▸ **Data under study**
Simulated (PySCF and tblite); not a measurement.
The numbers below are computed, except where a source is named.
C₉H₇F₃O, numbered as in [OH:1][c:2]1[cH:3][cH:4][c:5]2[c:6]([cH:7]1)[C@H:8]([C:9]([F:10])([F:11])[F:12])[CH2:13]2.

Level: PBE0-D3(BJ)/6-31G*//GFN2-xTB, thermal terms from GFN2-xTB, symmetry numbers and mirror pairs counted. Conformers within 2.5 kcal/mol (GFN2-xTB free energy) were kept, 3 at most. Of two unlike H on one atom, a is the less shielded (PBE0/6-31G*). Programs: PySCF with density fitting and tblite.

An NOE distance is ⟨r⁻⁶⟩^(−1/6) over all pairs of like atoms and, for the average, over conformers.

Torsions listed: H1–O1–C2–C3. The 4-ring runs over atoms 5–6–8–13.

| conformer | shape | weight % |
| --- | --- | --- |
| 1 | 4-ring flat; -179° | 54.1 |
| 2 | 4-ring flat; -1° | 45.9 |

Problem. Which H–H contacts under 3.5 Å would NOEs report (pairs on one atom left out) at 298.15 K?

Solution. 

▸ **Activity**
All the records above need to be set down again exactly as they were given.

▸ **Your response**
Simulated (PySCF and tblite); not a measurement.
The numbers below are computed, except where a source is named.
C₉H₇F₃O, numbered as in [OH:1][c:2]1[cH:3][cH:4][c:5]2[c:6]([cH:7]1)[C@H:8]([C:9]([F:10])([F:11])[F:12])[CH2:13]2.

Level: PBE0-D3(BJ)/6-31G*//GFN2-xTB, thermal terms from GFN2-xTB, symmetry numbers and mirror pairs counted. Conformers within 2.5 kcal/mol (GFN2-xTB free energy) were kept, 3 at most. Of two unlike H on one atom, a is the less shielded (PBE0/6-31G*). Programs: PySCF with density fitting and tblite.

An NOE distance is ⟨r⁻⁶⟩^(−1/6) over all pairs of like atoms and, for the average, over conformers.

Torsions listed: H1–O1–C2–C3. The 4-ring runs over atoms 5–6–8–13.

| conformer | shape | weight % |
| --- | --- | --- |
| 1 | 4-ring flat; -179° | 54.1 |
| 2 | 4-ring flat; -1° | 45.9 |

Problem. Which H–H contacts under 3.5 Å would NOEs report (pairs on one atom left out) at 298.15 K?

Solution. 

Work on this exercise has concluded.